↓↓↓

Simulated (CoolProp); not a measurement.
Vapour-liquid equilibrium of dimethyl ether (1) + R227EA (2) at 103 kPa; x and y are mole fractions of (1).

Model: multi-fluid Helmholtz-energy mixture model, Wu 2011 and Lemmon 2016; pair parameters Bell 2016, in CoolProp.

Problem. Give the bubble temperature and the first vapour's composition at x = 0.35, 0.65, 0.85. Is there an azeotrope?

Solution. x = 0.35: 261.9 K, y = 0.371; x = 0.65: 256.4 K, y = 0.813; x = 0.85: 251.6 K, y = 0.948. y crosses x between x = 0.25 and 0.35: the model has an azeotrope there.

↑↑↑

## Required action
Set down all of the lines above without altering a word.

## Exercise result
Simulated (CoolProp); not a measurement.
Vapour-liquid equilibrium of dimethyl ether (1) + R227EA (2) at 103 kPa; x and y are mole fractions of (1).

Model: multi-fluid Helmholtz-energy mixture model, Wu 2011 and Lemmon 2016; pair parameters Bell 2016, in CoolProp.

Problem. Give the bubble temperature and the first vapour's composition at x = 0.35, 0.65, 0.85. Is there an azeotrope?

Solution. x = 0.35: 261.9 K, y = 0.371; x = 0.65: 256.4 K, y = 0.813; x = 0.85: 251.6 K, y = 0.948. y crosses x between x = 0.25 and 0.35: the model has an azeotrope there.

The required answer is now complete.